========================================
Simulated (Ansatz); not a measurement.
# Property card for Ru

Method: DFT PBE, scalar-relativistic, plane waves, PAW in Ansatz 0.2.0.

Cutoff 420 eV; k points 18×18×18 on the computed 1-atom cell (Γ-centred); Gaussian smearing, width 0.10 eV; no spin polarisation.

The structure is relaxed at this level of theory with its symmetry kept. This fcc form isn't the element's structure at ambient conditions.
========================================

## WORK TASK
Without omitting anything, retype all of the material above exactly.

## TASK RESULT
Simulated (Ansatz); not a measurement.
# Property card for Ru

Method: DFT PBE, scalar-relativistic, plane waves, PAW in Ansatz 0.2.0.

Cutoff 420 eV; k points 18×18×18 on the computed 1-atom cell (Γ-centred); Gaussian smearing, width 0.10 eV; no spin polarisation.

The structure is relaxed at this level of theory with its symmetry kept. This fcc form isn't the element's structure at ambient conditions.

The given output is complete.